┄┄┄┄┄┄

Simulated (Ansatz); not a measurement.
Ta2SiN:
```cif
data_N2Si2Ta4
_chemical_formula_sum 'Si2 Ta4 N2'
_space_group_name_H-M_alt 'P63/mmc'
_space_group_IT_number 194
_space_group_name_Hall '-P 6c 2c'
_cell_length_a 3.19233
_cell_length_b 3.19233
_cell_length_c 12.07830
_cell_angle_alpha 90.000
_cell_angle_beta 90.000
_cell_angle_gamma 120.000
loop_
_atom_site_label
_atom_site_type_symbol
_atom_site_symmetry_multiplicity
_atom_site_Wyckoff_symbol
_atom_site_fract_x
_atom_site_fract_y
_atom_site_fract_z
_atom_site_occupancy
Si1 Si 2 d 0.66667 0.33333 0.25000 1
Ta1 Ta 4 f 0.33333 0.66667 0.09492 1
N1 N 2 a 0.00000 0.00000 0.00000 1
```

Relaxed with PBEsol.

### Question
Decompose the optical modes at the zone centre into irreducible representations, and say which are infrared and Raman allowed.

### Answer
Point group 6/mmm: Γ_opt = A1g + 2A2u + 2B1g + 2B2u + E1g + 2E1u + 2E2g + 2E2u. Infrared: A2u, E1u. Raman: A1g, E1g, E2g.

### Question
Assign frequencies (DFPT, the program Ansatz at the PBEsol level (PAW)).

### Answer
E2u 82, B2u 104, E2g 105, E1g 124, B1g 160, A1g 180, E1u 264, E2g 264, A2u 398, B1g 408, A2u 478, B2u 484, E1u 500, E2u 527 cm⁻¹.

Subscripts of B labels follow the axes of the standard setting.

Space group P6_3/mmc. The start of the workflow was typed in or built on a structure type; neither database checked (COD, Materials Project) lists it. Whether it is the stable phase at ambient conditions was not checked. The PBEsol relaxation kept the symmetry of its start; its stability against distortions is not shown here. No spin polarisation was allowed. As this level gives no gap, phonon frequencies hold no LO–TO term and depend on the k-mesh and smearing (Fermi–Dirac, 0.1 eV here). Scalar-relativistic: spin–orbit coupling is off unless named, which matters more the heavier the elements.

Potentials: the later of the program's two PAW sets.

┄┄┄┄┄┄

* [Work item]:
Beginning at the first line of the records, retype exactly every line up to and including the one with "Subscripts of B".

* [Answer section]:
Simulated (Ansatz); not a measurement.
Ta2SiN:
```cif
data_N2Si2Ta4
_chemical_formula_sum 'Si2 Ta4 N2'
_space_group_name_H-M_alt 'P63/mmc'
_space_group_IT_number 194
_space_group_name_Hall '-P 6c 2c'
_cell_length_a 3.19233
_cell_length_b 3.19233
_cell_length_c 12.07830
_cell_angle_alpha 90.000
_cell_angle_beta 90.000
_cell_angle_gamma 120.000
loop_
_atom_site_label
_atom_site_type_symbol
_atom_site_symmetry_multiplicity
_atom_site_Wyckoff_symbol
_atom_site_fract_x
_atom_site_fract_y
_atom_site_fract_z
_atom_site_occupancy
Si1 Si 2 d 0.66667 0.33333 0.25000 1
Ta1 Ta 4 f 0.33333 0.66667 0.09492 1
N1 N 2 a 0.00000 0.00000 0.00000 1
```

Relaxed with PBEsol.

### Question
Decompose the optical modes at the zone centre into irreducible representations, and say which are infrared and Raman allowed.

### Answer
Point group 6/mmm: Γ_opt = A1g + 2A2u + 2B1g + 2B2u + E1g + 2E1u + 2E2g + 2E2u. Infrared: A2u, E1u. Raman: A1g, E1g, E2g.

### Question
Assign frequencies (DFPT, the program Ansatz at the PBEsol level (PAW)).

### Answer
E2u 82, B2u 104, E2g 105, E1g 124, B1g 160, A1g 180, E1u 264, E2g 264, A2u 398, B1g 408, A2u 478, B2u 484, E1u 500, E2u 527 cm⁻¹.

Subscripts of B labels follow the axes of the standard setting.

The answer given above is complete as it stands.